Up to and including the line that contains "All energies are", return every line from the start of the data, unchanged.

(EXCERPTED DATA Opens)

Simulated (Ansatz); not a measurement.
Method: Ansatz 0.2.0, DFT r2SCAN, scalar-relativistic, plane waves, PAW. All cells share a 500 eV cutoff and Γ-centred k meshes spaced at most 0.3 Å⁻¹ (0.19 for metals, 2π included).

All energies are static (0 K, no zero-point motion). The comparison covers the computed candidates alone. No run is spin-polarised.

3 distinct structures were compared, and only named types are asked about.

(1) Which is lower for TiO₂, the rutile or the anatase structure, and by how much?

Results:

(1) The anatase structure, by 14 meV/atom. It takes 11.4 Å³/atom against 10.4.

(EXCERPTED DATA Closes)

WRITTEN RESPONSE
Simulated (Ansatz); not a measurement.
Method: Ansatz 0.2.0, DFT r2SCAN, scalar-relativistic, plane waves, PAW. All cells share a 500 eV cutoff and Γ-centred k meshes spaced at most 0.3 Å⁻¹ (0.19 for metals, 2π included).

All energies are static (0 K, no zero-point motion). The comparison covers the computed candidates alone. No run is spin-polarised.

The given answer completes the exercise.